> _Information supplied_
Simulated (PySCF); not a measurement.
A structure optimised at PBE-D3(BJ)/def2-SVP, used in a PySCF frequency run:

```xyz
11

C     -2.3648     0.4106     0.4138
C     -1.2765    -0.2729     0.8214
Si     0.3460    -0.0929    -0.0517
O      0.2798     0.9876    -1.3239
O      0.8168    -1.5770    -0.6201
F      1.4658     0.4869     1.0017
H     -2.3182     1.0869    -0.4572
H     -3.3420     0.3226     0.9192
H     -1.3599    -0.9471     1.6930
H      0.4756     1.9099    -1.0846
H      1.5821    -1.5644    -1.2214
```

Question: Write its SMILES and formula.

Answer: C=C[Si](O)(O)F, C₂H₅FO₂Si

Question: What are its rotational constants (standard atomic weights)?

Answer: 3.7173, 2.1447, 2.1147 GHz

> _Exercise_
Exact duplication is required for the lines above, from the line that contains "Question: Write its SMILES and formula." to the line that contains "Question: What are", inclusive; omit all others.

> _Written reply_
Question: Write its SMILES and formula.

Answer: C=C[Si](O)(O)F, C₂H₅FO₂Si

Question: What are its rotational constants (standard atomic weights)?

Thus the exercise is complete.